REQUIRED ACTION:
Repeat nothing but the lines below running from the one containing "The system is" to the one containing "The lowest grid point is". Keep both end lines.

LISTED ENTRIES:
□ □ □ □ □

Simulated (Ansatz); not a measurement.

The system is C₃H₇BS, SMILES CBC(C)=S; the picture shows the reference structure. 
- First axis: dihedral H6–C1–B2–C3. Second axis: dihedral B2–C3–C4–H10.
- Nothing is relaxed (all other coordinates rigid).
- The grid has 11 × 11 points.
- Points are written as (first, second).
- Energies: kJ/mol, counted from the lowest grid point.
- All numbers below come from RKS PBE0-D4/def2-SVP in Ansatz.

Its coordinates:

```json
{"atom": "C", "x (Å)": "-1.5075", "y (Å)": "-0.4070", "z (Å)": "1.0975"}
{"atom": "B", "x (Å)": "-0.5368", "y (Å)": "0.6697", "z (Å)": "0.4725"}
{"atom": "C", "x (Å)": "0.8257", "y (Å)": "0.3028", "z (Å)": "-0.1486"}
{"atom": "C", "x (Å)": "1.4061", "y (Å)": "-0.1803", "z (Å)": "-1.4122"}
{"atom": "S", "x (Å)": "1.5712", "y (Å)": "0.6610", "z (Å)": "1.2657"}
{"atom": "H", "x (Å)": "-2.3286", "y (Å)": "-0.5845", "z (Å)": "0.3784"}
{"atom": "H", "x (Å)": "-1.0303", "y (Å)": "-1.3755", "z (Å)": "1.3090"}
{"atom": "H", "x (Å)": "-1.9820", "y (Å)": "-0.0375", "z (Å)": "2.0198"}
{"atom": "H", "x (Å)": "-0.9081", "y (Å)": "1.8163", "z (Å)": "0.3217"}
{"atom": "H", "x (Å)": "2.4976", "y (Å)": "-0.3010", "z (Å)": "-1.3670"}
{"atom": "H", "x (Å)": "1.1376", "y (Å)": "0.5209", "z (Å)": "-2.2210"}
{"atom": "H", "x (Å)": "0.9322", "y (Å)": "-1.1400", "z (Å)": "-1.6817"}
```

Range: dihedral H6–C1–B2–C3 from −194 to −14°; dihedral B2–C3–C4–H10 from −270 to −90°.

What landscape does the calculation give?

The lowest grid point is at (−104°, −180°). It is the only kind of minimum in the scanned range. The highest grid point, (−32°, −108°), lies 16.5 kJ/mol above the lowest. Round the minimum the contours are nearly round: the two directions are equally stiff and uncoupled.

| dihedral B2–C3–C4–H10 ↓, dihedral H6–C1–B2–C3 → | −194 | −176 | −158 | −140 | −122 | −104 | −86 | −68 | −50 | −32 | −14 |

□ □ □ □ □

EXERCISE OUTPUT:
The system is C₃H₇BS, SMILES CBC(C)=S; the picture shows the reference structure. 
- First axis: dihedral H6–C1–B2–C3. Second axis: dihedral B2–C3–C4–H10.
- Nothing is relaxed (all other coordinates rigid).
- The grid has 11 × 11 points.
- Points are written as (first, second).
- Energies: kJ/mol, counted from the lowest grid point.
- All numbers below come from RKS PBE0-D4/def2-SVP in Ansatz.

Its coordinates:

```json
{"atom": "C", "x (Å)": "-1.5075", "y (Å)": "-0.4070", "z (Å)": "1.0975"}
{"atom": "B", "x (Å)": "-0.5368", "y (Å)": "0.6697", "z (Å)": "0.4725"}
{"atom": "C", "x (Å)": "0.8257", "y (Å)": "0.3028", "z (Å)": "-0.1486"}
{"atom": "C", "x (Å)": "1.4061", "y (Å)": "-0.1803", "z (Å)": "-1.4122"}
{"atom": "S", "x (Å)": "1.5712", "y (Å)": "0.6610", "z (Å)": "1.2657"}
{"atom": "H", "x (Å)": "-2.3286", "y (Å)": "-0.5845", "z (Å)": "0.3784"}
{"atom": "H", "x (Å)": "-1.0303", "y (Å)": "-1.3755", "z (Å)": "1.3090"}
{"atom": "H", "x (Å)": "-1.9820", "y (Å)": "-0.0375", "z (Å)": "2.0198"}
{"atom": "H", "x (Å)": "-0.9081", "y (Å)": "1.8163", "z (Å)": "0.3217"}
{"atom": "H", "x (Å)": "2.4976", "y (Å)": "-0.3010", "z (Å)": "-1.3670"}
{"atom": "H", "x (Å)": "1.1376", "y (Å)": "0.5209", "z (Å)": "-2.2210"}
{"atom": "H", "x (Å)": "0.9322", "y (Å)": "-1.1400", "z (Å)": "-1.6817"}
```

Range: dihedral H6–C1–B2–C3 from −194 to −14°; dihedral B2–C3–C4–H10 from −270 to −90°.

What landscape does the calculation give?

The lowest grid point is at (−104°, −180°). It is the only kind of minimum in the scanned range. The highest grid point, (−32°, −108°), lies 16.5 kJ/mol above the lowest. Round the minimum the contours are nearly round: the two directions are equally stiff and uncoupled.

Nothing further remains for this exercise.